Dataset extract:
——

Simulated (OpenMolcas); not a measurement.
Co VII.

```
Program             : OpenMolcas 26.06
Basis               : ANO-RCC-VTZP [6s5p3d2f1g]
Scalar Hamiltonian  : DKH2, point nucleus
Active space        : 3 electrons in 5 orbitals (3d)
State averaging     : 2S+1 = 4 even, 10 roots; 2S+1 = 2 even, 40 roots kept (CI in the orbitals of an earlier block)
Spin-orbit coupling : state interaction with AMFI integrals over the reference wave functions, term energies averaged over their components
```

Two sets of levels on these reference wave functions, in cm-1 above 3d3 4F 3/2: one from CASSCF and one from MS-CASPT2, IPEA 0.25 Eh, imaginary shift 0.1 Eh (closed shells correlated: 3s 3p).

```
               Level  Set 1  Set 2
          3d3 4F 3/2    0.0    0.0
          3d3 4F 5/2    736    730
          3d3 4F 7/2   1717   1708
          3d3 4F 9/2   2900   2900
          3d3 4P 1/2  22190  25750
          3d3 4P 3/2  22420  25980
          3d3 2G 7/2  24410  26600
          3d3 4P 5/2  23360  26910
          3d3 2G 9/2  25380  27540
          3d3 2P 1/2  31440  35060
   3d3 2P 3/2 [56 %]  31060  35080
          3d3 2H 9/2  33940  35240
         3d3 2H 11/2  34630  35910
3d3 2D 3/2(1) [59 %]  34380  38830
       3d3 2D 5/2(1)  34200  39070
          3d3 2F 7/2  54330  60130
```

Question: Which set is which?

——

Assignment: Return every record, word for word.

Exercise response:
Simulated (OpenMolcas); not a measurement.
Co VII.

```
Program             : OpenMolcas 26.06
Basis               : ANO-RCC-VTZP [6s5p3d2f1g]
Scalar Hamiltonian  : DKH2, point nucleus
Active space        : 3 electrons in 5 orbitals (3d)
State averaging     : 2S+1 = 4 even, 10 roots; 2S+1 = 2 even, 40 roots kept (CI in the orbitals of an earlier block)
Spin-orbit coupling : state interaction with AMFI integrals over the reference wave functions, term energies averaged over their components
```

Two sets of levels on these reference wave functions, in cm-1 above 3d3 4F 3/2: one from CASSCF and one from MS-CASPT2, IPEA 0.25 Eh, imaginary shift 0.1 Eh (closed shells correlated: 3s 3p).

```
               Level  Set 1  Set 2
          3d3 4F 3/2    0.0    0.0
          3d3 4F 5/2    736    730
          3d3 4F 7/2   1717   1708
          3d3 4F 9/2   2900   2900
          3d3 4P 1/2  22190  25750
          3d3 4P 3/2  22420  25980
          3d3 2G 7/2  24410  26600
          3d3 4P 5/2  23360  26910
          3d3 2G 9/2  25380  27540
          3d3 2P 1/2  31440  35060
   3d3 2P 3/2 [56 %]  31060  35080
          3d3 2H 9/2  33940  35240
         3d3 2H 11/2  34630  35910
3d3 2D 3/2(1) [59 %]  34380  38830
       3d3 2D 5/2(1)  34200  39070
          3d3 2F 7/2  54330  60130
```

Question: Which set is which?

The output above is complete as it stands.